● SUPPLIED ENTRIES:
◆ ◆ ◆ ◆ ◆ ◆ ◆
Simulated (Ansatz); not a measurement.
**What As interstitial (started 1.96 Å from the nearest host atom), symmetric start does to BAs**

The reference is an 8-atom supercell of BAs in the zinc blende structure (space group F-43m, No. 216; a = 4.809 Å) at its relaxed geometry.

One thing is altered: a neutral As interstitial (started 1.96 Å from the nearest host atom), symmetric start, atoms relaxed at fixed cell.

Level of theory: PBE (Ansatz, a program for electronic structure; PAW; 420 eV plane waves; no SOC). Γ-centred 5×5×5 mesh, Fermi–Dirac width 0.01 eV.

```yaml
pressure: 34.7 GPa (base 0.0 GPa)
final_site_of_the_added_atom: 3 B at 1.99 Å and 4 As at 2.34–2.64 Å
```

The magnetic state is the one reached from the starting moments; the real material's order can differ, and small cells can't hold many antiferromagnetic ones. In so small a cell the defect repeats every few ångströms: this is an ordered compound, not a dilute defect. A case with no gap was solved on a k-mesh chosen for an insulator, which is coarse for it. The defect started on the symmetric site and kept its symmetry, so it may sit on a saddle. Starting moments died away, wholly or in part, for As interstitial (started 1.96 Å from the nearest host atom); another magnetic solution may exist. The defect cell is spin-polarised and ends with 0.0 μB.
◆ ◆ ◆ ◆ ◆ ◆ ◆

● WORK ORDER: The line with "The reference is" marks the end; reproduce exactly every line from the start of the entries up to it, that line included.

● PROBLEM SOLUTION:
Simulated (Ansatz); not a measurement.
**What As interstitial (started 1.96 Å from the nearest host atom), symmetric start does to BAs**

The reference is an 8-atom supercell of BAs in the zinc blende structure (space group F-43m, No. 216; a = 4.809 Å) at its relaxed geometry.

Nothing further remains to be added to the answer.